• [WORK REQUEST]:
The entries are to be repeated verbatim, with nothing left out.

• [DATASET ENTRIES]:
- - - -

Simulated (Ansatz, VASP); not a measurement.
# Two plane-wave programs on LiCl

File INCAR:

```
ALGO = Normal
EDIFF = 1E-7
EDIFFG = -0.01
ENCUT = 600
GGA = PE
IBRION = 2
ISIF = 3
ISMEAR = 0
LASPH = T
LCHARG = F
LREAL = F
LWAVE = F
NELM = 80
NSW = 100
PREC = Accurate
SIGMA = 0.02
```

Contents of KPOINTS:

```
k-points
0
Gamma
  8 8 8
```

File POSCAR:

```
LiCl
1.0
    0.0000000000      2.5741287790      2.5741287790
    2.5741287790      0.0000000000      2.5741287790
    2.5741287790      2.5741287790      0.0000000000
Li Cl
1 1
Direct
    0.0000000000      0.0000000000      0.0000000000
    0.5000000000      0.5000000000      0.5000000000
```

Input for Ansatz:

- - - -

• [ANSWER SPACE]:
Simulated (Ansatz, VASP); not a measurement.
# Two plane-wave programs on LiCl

File INCAR:

```
ALGO = Normal
EDIFF = 1E-7
EDIFFG = -0.01
ENCUT = 600
GGA = PE
IBRION = 2
ISIF = 3
ISMEAR = 0
LASPH = T
LCHARG = F
LREAL = F
LWAVE = F
NELM = 80
NSW = 100
PREC = Accurate
SIGMA = 0.02
```

Contents of KPOINTS:

```
k-points
0
Gamma
  8 8 8
```

File POSCAR:

```
LiCl
1.0
    0.0000000000      2.5741287790      2.5741287790
    2.5741287790      0.0000000000      2.5741287790
    2.5741287790      2.5741287790      0.0000000000
Li Cl
1 1
Direct
    0.0000000000      0.0000000000      0.0000000000
    0.5000000000      0.5000000000      0.5000000000
```

Input for Ansatz:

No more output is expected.